────────

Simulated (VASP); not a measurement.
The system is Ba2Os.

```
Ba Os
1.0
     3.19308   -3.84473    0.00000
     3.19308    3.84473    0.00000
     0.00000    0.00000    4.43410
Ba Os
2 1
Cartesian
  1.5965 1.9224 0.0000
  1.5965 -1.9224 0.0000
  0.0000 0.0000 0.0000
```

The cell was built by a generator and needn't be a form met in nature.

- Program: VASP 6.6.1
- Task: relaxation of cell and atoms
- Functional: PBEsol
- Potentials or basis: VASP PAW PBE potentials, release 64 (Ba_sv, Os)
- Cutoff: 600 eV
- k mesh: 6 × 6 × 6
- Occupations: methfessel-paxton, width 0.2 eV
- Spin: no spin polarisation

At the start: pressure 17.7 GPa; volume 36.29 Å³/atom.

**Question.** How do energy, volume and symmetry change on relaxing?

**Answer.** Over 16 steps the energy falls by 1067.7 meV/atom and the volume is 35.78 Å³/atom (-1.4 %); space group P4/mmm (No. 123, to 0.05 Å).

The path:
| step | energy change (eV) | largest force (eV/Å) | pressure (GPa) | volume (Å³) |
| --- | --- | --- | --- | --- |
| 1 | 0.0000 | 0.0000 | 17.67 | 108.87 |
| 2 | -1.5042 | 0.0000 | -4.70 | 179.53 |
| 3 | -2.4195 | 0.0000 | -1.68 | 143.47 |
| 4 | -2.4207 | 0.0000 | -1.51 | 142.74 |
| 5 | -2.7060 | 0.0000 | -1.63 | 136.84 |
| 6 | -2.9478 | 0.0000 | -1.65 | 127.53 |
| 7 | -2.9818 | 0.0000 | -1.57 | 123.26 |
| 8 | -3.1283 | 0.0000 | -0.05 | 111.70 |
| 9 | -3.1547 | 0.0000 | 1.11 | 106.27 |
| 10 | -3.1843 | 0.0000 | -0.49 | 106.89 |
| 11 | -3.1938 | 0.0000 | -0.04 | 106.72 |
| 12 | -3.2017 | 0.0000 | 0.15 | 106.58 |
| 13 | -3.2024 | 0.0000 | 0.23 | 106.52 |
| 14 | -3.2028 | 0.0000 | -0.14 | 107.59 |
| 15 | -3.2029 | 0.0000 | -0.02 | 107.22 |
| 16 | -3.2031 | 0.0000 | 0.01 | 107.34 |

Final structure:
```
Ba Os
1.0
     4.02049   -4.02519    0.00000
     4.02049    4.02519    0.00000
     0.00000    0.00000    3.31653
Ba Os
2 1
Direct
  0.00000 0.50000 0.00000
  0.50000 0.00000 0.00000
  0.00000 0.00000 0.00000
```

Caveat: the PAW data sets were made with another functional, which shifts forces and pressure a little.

────────

### BRIEF:
Working from the material above, restate word for word the lines between the line with "-1.51 | 142.74 |" and the line with "1.11 | 106.27 |", both included, and only those.

### YOUR SOLUTION:
| 4 | -2.4207 | 0.0000 | -1.51 | 142.74 |
| 5 | -2.7060 | 0.0000 | -1.63 | 136.84 |
| 6 | -2.9478 | 0.0000 | -1.65 | 127.53 |
| 7 | -2.9818 | 0.0000 | -1.57 | 123.26 |
| 8 | -3.1283 | 0.0000 | -0.05 | 111.70 |
| 9 | -3.1547 | 0.0000 | 1.11 | 106.27 |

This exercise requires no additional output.